(Beginning of Data records)

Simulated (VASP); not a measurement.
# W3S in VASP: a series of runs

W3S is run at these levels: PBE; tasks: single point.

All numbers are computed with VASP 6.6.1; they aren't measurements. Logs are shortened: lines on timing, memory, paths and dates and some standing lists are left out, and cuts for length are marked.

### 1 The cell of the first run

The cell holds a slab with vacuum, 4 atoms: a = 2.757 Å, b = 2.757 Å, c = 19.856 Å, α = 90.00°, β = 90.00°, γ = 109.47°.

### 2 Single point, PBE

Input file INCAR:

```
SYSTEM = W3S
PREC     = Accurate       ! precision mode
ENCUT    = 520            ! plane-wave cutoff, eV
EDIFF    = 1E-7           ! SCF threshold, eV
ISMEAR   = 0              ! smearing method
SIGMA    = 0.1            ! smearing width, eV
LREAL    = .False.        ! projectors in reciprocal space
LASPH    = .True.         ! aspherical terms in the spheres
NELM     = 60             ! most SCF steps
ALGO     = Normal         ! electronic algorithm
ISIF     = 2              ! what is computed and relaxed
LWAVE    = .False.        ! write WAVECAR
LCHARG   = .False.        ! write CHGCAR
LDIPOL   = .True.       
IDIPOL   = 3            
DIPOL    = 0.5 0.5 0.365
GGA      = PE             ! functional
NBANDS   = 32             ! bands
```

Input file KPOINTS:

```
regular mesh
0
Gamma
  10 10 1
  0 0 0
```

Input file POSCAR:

(End of Data records)

**Activity:**
Exact reproduction of the lines from the top of the material through the line where "### 1 The cell of the first run" appears is required, both boundary lines included, with no other output.

**Task solution:**
Simulated (VASP); not a measurement.
# W3S in VASP: a series of runs

W3S is run at these levels: PBE; tasks: single point.

All numbers are computed with VASP 6.6.1; they aren't measurements. Logs are shortened: lines on timing, memory, paths and dates and some standing lists are left out, and cuts for length are marked.

### 1 The cell of the first run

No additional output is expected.